--- MATERIAL SHOWN ---
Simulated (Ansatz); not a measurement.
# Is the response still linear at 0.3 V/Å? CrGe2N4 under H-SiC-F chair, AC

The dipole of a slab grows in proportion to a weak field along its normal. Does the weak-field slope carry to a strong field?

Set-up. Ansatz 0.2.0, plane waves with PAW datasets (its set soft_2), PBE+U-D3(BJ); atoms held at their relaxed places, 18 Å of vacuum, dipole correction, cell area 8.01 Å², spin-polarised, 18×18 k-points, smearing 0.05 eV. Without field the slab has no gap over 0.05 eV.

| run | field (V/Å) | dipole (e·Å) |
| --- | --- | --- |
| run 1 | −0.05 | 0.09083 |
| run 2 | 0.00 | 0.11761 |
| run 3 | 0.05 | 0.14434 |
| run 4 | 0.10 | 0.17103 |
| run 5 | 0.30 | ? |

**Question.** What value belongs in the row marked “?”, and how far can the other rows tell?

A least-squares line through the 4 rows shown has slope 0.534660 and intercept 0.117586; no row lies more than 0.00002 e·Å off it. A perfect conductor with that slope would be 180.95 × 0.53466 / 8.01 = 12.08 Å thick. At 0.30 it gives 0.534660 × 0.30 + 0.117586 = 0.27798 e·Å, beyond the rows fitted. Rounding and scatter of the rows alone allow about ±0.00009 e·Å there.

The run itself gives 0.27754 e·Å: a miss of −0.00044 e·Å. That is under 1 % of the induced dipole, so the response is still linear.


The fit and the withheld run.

--- WORK ITEM ---
Restate the data verbatim through the "The run itself" line.

--- ANSWER AREA ---
Simulated (Ansatz); not a measurement.
# Is the response still linear at 0.3 V/Å? CrGe2N4 under H-SiC-F chair, AC

The dipole of a slab grows in proportion to a weak field along its normal. Does the weak-field slope carry to a strong field?

Set-up. Ansatz 0.2.0, plane waves with PAW datasets (its set soft_2), PBE+U-D3(BJ); atoms held at their relaxed places, 18 Å of vacuum, dipole correction, cell area 8.01 Å², spin-polarised, 18×18 k-points, smearing 0.05 eV. Without field the slab has no gap over 0.05 eV.

| run | field (V/Å) | dipole (e·Å) |
| --- | --- | --- |
| run 1 | −0.05 | 0.09083 |
| run 2 | 0.00 | 0.11761 |
| run 3 | 0.05 | 0.14434 |
| run 4 | 0.10 | 0.17103 |
| run 5 | 0.30 | ? |

**Question.** What value belongs in the row marked “?”, and how far can the other rows tell?

A least-squares line through the 4 rows shown has slope 0.534660 and intercept 0.117586; no row lies more than 0.00002 e·Å off it. A perfect conductor with that slope would be 180.95 × 0.53466 / 8.01 = 12.08 Å thick. At 0.30 it gives 0.534660 × 0.30 + 0.117586 = 0.27798 e·Å, beyond the rows fitted. Rounding and scatter of the rows alone allow about ±0.00009 e·Å there.

The run itself gives 0.27754 e·Å: a miss of −0.00044 e·Å. That is under 1 % of the induced dipole, so the response is still linear.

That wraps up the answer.